-- Opening Marker --
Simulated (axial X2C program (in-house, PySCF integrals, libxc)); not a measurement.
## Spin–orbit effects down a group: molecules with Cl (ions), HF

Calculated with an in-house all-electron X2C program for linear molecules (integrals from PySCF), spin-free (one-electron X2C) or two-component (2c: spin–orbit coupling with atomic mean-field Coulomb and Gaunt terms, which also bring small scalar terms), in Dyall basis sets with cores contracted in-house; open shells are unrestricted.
-- Closing Marker --

[EXERCISE]
Every entry, from top to bottom, should be repeated word for word.

[EXERCISE RESULT]
Simulated (axial X2C program (in-house, PySCF integrals, libxc)); not a measurement.
## Spin–orbit effects down a group: molecules with Cl (ions), HF

Calculated with an in-house all-electron X2C program for linear molecules (integrals from PySCF), spin-free (one-electron X2C) or two-component (2c: spin–orbit coupling with atomic mean-field Coulomb and Gaunt terms, which also bring small scalar terms), in Dyall basis sets with cores contracted in-house; open shells are unrestricted.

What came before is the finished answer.